=== Excerpted records ===

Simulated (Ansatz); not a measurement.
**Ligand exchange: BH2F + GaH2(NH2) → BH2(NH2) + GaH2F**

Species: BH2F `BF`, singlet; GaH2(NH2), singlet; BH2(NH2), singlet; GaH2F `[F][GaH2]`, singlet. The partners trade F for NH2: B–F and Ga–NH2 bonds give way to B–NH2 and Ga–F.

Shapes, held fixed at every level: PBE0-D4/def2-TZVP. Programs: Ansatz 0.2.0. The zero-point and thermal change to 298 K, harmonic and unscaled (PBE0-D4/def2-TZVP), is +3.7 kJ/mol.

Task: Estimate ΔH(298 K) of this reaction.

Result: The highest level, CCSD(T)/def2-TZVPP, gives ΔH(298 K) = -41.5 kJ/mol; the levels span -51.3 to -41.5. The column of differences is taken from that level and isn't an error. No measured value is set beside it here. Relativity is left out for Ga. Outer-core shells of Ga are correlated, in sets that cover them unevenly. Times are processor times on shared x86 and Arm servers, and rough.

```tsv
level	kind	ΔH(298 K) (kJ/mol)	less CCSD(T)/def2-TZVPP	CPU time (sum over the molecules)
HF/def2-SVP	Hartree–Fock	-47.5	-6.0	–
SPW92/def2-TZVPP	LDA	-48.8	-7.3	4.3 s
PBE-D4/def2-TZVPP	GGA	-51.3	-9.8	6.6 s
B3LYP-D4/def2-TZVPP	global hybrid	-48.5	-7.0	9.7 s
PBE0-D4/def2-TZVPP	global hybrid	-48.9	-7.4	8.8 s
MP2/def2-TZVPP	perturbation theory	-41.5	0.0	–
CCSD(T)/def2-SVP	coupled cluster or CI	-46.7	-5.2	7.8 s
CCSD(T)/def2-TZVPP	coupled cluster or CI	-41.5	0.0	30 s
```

===

Work request -
In the listing above, locate the line containing "BH2(NH2) + GaH2F**" and the line containing "Task: Estimate ΔH(298 K) of this reaction.", then transcribe both and every line between them verbatim.

Response box -
**Ligand exchange: BH2F + GaH2(NH2) → BH2(NH2) + GaH2F**

Species: BH2F `BF`, singlet; GaH2(NH2), singlet; BH2(NH2), singlet; GaH2F `[F][GaH2]`, singlet. The partners trade F for NH2: B–F and Ga–NH2 bonds give way to B–NH2 and Ga–F.

Shapes, held fixed at every level: PBE0-D4/def2-TZVP. Programs: Ansatz 0.2.0. The zero-point and thermal change to 298 K, harmonic and unscaled (PBE0-D4/def2-TZVP), is +3.7 kJ/mol.

Task: Estimate ΔH(298 K) of this reaction.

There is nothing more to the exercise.